> Exercise
Word for word, return the lines from the top of the listing to the line containing "Lowest singlet levels", both ends included, and no others.

*** Extracted material ***
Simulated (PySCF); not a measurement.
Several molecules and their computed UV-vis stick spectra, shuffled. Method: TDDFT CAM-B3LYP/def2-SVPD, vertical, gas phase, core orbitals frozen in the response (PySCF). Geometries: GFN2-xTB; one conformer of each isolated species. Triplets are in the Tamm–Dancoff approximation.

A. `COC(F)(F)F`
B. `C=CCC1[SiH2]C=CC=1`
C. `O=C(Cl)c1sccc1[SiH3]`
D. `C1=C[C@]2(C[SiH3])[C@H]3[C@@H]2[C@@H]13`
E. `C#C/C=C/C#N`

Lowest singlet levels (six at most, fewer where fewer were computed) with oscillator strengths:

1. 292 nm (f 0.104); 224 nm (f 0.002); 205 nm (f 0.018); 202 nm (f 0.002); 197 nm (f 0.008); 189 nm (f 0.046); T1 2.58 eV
***

> Solution
Simulated (PySCF); not a measurement.
Several molecules and their computed UV-vis stick spectra, shuffled. Method: TDDFT CAM-B3LYP/def2-SVPD, vertical, gas phase, core orbitals frozen in the response (PySCF). Geometries: GFN2-xTB; one conformer of each isolated species. Triplets are in the Tamm–Dancoff approximation.

A. `COC(F)(F)F`
B. `C=CCC1[SiH2]C=CC=1`
C. `O=C(Cl)c1sccc1[SiH3]`
D. `C1=C[C@]2(C[SiH3])[C@H]3[C@@H]2[C@@H]13`
E. `C#C/C=C/C#N`

Lowest singlet levels (six at most, fewer where fewer were computed) with oscillator strengths:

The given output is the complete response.